• **Brief**
When every entry has been read, print each one back exactly.

-------- Excerpted data
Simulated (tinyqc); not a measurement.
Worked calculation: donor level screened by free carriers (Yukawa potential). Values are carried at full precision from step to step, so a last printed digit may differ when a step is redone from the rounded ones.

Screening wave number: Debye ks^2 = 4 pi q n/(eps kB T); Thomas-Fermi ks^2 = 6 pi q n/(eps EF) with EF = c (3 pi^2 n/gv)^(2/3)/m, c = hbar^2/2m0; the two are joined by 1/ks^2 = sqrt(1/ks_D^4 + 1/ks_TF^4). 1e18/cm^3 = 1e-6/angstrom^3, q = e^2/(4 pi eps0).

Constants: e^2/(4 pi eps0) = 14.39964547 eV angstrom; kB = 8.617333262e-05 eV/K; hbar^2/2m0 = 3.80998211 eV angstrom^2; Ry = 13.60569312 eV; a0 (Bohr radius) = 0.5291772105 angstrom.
----------------

• **Exercise answer**
Simulated (tinyqc); not a measurement.
Worked calculation: donor level screened by free carriers (Yukawa potential). Values are carried at full precision from step to step, so a last printed digit may differ when a step is redone from the rounded ones.

Screening wave number: Debye ks^2 = 4 pi q n/(eps kB T); Thomas-Fermi ks^2 = 6 pi q n/(eps EF) with EF = c (3 pi^2 n/gv)^(2/3)/m, c = hbar^2/2m0; the two are joined by 1/ks^2 = sqrt(1/ks_D^4 + 1/ks_TF^4). 1e18/cm^3 = 1e-6/angstrom^3, q = e^2/(4 pi eps0).

Constants: e^2/(4 pi eps0) = 14.39964547 eV angstrom; kB = 8.617333262e-05 eV/K; hbar^2/2m0 = 3.80998211 eV angstrom^2; Ry = 13.60569312 eV; a0 (Bohr radius) = 0.5291772105 angstrom.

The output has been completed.